Set down word for word each line from the start of the listing through the line that contains "The geometry comes", both included.

== Segment start ==

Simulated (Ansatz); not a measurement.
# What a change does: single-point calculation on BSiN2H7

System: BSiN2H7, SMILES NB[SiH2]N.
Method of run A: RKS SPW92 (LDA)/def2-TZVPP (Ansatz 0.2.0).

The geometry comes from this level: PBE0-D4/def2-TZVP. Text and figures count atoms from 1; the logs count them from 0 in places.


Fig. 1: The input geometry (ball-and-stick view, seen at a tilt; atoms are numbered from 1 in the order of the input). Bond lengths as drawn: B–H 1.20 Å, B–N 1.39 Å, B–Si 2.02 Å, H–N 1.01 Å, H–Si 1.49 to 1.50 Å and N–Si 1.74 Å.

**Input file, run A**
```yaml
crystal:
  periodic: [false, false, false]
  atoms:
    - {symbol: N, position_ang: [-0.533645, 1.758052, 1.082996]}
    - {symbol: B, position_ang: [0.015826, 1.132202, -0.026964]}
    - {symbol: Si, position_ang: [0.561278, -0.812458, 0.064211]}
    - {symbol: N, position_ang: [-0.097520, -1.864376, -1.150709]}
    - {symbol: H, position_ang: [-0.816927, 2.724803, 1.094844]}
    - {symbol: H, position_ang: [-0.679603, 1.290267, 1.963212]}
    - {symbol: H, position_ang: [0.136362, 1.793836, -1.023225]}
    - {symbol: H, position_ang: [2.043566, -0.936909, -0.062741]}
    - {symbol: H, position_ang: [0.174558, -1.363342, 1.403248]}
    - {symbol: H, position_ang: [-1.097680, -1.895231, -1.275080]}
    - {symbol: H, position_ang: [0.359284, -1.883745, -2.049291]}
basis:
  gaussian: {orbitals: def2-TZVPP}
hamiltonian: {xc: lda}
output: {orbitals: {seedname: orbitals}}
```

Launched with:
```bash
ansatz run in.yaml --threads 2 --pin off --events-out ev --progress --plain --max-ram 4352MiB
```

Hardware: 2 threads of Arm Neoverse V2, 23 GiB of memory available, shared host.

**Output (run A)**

== Segment end ==

• Worked solution
Simulated (Ansatz); not a measurement.
# What a change does: single-point calculation on BSiN2H7

System: BSiN2H7, SMILES NB[SiH2]N.
Method of run A: RKS SPW92 (LDA)/def2-TZVPP (Ansatz 0.2.0).

The geometry comes from this level: PBE0-D4/def2-TZVP. Text and figures count atoms from 1; the logs count them from 0 in places.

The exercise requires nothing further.